Data supplied:
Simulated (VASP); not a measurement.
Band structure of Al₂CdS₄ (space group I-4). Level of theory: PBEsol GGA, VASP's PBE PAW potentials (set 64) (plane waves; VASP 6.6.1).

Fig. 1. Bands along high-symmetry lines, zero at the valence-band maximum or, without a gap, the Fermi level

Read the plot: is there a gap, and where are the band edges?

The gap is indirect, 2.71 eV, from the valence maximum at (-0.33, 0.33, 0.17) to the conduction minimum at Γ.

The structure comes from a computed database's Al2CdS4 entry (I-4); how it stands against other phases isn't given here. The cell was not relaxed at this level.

Work item: Please write the listing out again, matching each line exactly.

Reply:
Simulated (VASP); not a measurement.
Band structure of Al₂CdS₄ (space group I-4). Level of theory: PBEsol GGA, VASP's PBE PAW potentials (set 64) (plane waves; VASP 6.6.1).

Fig. 1. Bands along high-symmetry lines, zero at the valence-band maximum or, without a gap, the Fermi level

Read the plot: is there a gap, and where are the band edges?

The gap is indirect, 2.71 eV, from the valence maximum at (-0.33, 0.33, 0.17) to the conduction minimum at Γ.

The structure comes from a computed database's Al2CdS4 entry (I-4); how it stands against other phases isn't given here. The cell was not relaxed at this level.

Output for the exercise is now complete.